Assignment: Would you print the whole listing again, word for word?

Information:
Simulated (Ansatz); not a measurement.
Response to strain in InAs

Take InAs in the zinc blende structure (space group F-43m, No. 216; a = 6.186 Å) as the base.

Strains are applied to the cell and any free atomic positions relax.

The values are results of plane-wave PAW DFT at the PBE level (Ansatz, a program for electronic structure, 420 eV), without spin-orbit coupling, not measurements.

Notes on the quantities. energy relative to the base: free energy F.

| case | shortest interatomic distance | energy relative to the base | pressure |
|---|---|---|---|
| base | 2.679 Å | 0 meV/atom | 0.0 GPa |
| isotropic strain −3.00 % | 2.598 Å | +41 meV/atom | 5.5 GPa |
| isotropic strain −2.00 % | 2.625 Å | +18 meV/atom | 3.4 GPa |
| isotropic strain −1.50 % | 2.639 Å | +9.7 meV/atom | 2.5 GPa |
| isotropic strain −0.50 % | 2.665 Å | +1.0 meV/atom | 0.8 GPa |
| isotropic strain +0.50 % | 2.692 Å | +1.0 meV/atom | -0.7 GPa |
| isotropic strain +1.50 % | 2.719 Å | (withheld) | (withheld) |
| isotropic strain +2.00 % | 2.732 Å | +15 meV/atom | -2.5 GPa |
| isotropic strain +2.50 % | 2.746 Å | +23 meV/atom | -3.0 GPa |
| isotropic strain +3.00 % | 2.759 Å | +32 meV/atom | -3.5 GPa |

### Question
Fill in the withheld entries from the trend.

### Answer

Written reply:
Simulated (Ansatz); not a measurement.
Response to strain in InAs

Take InAs in the zinc blende structure (space group F-43m, No. 216; a = 6.186 Å) as the base.

Strains are applied to the cell and any free atomic positions relax.

The values are results of plane-wave PAW DFT at the PBE level (Ansatz, a program for electronic structure, 420 eV), without spin-orbit coupling, not measurements.

Notes on the quantities. energy relative to the base: free energy F.

| case | shortest interatomic distance | energy relative to the base | pressure |
|---|---|---|---|
| base | 2.679 Å | 0 meV/atom | 0.0 GPa |
| isotropic strain −3.00 % | 2.598 Å | +41 meV/atom | 5.5 GPa |
| isotropic strain −2.00 % | 2.625 Å | +18 meV/atom | 3.4 GPa |
| isotropic strain −1.50 % | 2.639 Å | +9.7 meV/atom | 2.5 GPa |
| isotropic strain −0.50 % | 2.665 Å | +1.0 meV/atom | 0.8 GPa |
| isotropic strain +0.50 % | 2.692 Å | +1.0 meV/atom | -0.7 GPa |
| isotropic strain +1.50 % | 2.719 Å | (withheld) | (withheld) |
| isotropic strain +2.00 % | 2.732 Å | +15 meV/atom | -2.5 GPa |
| isotropic strain +2.50 % | 2.746 Å | +23 meV/atom | -3.0 GPa |
| isotropic strain +3.00 % | 2.759 Å | +32 meV/atom | -3.5 GPa |

### Question
Fill in the withheld entries from the trend.

### Answer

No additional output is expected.